**Stored data**
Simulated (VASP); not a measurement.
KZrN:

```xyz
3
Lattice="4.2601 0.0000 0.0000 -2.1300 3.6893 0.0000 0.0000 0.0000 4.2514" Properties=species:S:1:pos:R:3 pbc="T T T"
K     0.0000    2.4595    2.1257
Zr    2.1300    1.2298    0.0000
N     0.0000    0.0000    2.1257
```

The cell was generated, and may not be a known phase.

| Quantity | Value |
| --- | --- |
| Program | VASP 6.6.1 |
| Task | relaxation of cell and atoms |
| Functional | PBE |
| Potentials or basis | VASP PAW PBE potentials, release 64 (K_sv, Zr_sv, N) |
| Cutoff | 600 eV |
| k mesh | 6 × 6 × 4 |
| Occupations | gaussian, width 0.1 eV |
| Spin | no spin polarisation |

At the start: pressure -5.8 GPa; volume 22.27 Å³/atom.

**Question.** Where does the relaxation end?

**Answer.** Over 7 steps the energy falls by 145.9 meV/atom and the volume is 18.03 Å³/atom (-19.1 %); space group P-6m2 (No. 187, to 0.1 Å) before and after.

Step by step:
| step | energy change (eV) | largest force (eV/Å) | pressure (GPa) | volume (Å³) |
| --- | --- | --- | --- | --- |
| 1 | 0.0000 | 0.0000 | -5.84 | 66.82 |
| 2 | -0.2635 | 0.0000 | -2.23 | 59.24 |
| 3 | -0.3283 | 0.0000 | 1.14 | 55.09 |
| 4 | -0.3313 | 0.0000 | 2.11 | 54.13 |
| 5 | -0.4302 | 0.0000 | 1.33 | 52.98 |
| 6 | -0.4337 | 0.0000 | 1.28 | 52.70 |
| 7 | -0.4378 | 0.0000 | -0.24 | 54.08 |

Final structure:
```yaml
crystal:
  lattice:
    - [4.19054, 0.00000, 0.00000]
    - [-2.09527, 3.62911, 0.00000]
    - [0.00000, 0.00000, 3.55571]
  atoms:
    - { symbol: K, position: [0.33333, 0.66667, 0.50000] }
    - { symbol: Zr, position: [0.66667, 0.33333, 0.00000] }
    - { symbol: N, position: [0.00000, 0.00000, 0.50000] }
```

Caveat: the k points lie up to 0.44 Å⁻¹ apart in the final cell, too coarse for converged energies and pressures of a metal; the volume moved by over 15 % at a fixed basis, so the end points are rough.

**Work item**
Of the entries above, transcribe exactly those lines that fall between the line containing "The cell was" and the line containing "At the start: pressure", together with those two lines.

**Task answer**
The cell was generated, and may not be a known phase.

| Quantity | Value |
| --- | --- |
| Program | VASP 6.6.1 |
| Task | relaxation of cell and atoms |
| Functional | PBE |
| Potentials or basis | VASP PAW PBE potentials, release 64 (K_sv, Zr_sv, N) |
| Cutoff | 600 eV |
| k mesh | 6 × 6 × 4 |
| Occupations | gaussian, width 0.1 eV |
| Spin | no spin polarisation |

At the start: pressure -5.8 GPa; volume 22.27 Å³/atom.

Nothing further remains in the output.